> Action item:
In the listing below, repeat exactly every line from the first through the line containing "This is the", with nothing else.

> Entries supplied:
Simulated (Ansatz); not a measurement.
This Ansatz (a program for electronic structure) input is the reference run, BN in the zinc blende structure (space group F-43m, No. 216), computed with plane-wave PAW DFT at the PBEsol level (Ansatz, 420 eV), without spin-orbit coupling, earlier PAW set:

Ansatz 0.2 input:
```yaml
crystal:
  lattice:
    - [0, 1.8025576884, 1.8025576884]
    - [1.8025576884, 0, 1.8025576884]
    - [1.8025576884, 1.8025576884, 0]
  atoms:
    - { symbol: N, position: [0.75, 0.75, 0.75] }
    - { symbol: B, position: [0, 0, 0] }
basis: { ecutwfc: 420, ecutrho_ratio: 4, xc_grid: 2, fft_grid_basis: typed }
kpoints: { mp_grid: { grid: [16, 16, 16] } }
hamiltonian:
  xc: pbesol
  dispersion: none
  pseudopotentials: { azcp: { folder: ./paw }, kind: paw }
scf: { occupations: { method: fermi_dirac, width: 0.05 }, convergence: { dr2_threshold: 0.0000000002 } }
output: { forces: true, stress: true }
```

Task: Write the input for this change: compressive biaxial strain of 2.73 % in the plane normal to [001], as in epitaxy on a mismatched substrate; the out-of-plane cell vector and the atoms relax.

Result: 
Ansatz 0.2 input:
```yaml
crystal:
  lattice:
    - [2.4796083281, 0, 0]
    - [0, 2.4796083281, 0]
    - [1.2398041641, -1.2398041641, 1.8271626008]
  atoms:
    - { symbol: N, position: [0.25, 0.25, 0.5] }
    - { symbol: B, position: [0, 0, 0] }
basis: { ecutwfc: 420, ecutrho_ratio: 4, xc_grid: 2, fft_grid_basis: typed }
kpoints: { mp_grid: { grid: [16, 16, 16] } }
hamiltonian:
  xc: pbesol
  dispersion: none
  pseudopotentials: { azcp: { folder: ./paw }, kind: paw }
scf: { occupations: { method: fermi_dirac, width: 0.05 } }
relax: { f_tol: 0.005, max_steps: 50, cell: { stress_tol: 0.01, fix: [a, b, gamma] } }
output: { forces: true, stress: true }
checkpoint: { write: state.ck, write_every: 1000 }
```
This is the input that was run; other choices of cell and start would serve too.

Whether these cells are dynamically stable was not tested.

> Exercise solution:
Simulated (Ansatz); not a measurement.
This Ansatz (a program for electronic structure) input is the reference run, BN in the zinc blende structure (space group F-43m, No. 216), computed with plane-wave PAW DFT at the PBEsol level (Ansatz, 420 eV), without spin-orbit coupling, earlier PAW set:

Ansatz 0.2 input:
```yaml
crystal:
  lattice:
    - [0, 1.8025576884, 1.8025576884]
    - [1.8025576884, 0, 1.8025576884]
    - [1.8025576884, 1.8025576884, 0]
  atoms:
    - { symbol: N, position: [0.75, 0.75, 0.75] }
    - { symbol: B, position: [0, 0, 0] }
basis: { ecutwfc: 420, ecutrho_ratio: 4, xc_grid: 2, fft_grid_basis: typed }
kpoints: { mp_grid: { grid: [16, 16, 16] } }
hamiltonian:
  xc: pbesol
  dispersion: none
  pseudopotentials: { azcp: { folder: ./paw }, kind: paw }
scf: { occupations: { method: fermi_dirac, width: 0.05 }, convergence: { dr2_threshold: 0.0000000002 } }
output: { forces: true, stress: true }
```

Task: Write the input for this change: compressive biaxial strain of 2.73 % in the plane normal to [001], as in epitaxy on a mismatched substrate; the out-of-plane cell vector and the atoms relax.

Result: 
Ansatz 0.2 input:
```yaml
crystal:
  lattice:
    - [2.4796083281, 0, 0]
    - [0, 2.4796083281, 0]
    - [1.2398041641, -1.2398041641, 1.8271626008]
  atoms:
    - { symbol: N, position: [0.25, 0.25, 0.5] }
    - { symbol: B, position: [0, 0, 0] }
basis: { ecutwfc: 420, ecutrho_ratio: 4, xc_grid: 2, fft_grid_basis: typed }
kpoints: { mp_grid: { grid: [16, 16, 16] } }
hamiltonian:
  xc: pbesol
  dispersion: none
  pseudopotentials: { azcp: { folder: ./paw }, kind: paw }
scf: { occupations: { method: fermi_dirac, width: 0.05 } }
relax: { f_tol: 0.005, max_steps: 50, cell: { stress_tol: 0.01, fix: [a, b, gamma] } }
output: { forces: true, stress: true }
checkpoint: { write: state.ck, write_every: 1000 }
```
This is the input that was run; other choices of cell and start would serve too.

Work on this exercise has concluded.